> Activity:
Retyping each entry exactly is the whole task.

> Information provided:
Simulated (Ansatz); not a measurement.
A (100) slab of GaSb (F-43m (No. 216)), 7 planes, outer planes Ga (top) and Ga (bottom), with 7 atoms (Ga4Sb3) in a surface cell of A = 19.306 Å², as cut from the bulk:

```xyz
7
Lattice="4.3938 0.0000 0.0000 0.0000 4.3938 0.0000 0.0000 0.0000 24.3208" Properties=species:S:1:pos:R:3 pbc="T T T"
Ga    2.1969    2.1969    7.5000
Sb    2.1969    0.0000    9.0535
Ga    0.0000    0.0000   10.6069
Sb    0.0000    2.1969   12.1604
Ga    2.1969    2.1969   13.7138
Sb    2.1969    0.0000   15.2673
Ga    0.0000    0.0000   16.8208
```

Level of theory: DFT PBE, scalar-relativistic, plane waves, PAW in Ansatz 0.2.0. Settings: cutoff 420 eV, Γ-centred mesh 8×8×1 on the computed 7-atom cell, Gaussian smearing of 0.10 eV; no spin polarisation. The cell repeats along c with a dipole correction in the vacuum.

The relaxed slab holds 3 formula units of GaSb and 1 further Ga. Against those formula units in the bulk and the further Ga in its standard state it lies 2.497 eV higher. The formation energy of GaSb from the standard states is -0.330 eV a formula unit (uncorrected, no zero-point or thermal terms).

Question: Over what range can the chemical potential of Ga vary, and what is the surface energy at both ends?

> Exercise response:
Simulated (Ansatz); not a measurement.
A (100) slab of GaSb (F-43m (No. 216)), 7 planes, outer planes Ga (top) and Ga (bottom), with 7 atoms (Ga4Sb3) in a surface cell of A = 19.306 Å², as cut from the bulk:

```xyz
7
Lattice="4.3938 0.0000 0.0000 0.0000 4.3938 0.0000 0.0000 0.0000 24.3208" Properties=species:S:1:pos:R:3 pbc="T T T"
Ga    2.1969    2.1969    7.5000
Sb    2.1969    0.0000    9.0535
Ga    0.0000    0.0000   10.6069
Sb    0.0000    2.1969   12.1604
Ga    2.1969    2.1969   13.7138
Sb    2.1969    0.0000   15.2673
Ga    0.0000    0.0000   16.8208
```

Level of theory: DFT PBE, scalar-relativistic, plane waves, PAW in Ansatz 0.2.0. Settings: cutoff 420 eV, Γ-centred mesh 8×8×1 on the computed 7-atom cell, Gaussian smearing of 0.10 eV; no spin polarisation. The cell repeats along c with a dipole correction in the vacuum.

The relaxed slab holds 3 formula units of GaSb and 1 further Ga. Against those formula units in the bulk and the further Ga in its standard state it lies 2.497 eV higher. The formation energy of GaSb from the standard states is -0.330 eV a formula unit (uncorrected, no zero-point or thermal terms).

Question: Over what range can the chemical potential of Ga vary, and what is the surface energy at both ends?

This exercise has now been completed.